* Work request:
Print word for word the first line of the records below and every following line through the one containing "Computed by the"; print nothing else.

* Material shown:
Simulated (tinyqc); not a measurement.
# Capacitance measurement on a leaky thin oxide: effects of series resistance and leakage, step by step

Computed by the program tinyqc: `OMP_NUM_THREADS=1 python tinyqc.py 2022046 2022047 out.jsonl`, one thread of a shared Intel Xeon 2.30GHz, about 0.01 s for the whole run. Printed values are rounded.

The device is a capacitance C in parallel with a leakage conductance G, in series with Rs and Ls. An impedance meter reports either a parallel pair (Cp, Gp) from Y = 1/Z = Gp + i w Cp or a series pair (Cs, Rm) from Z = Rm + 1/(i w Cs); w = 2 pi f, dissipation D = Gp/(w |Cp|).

* Solution:
Simulated (tinyqc); not a measurement.
# Capacitance measurement on a leaky thin oxide: effects of series resistance and leakage, step by step

Computed by the program tinyqc: `OMP_NUM_THREADS=1 python tinyqc.py 2022046 2022047 out.jsonl`, one thread of a shared Intel Xeon 2.30GHz, about 0.01 s for the whole run. Printed values are rounded.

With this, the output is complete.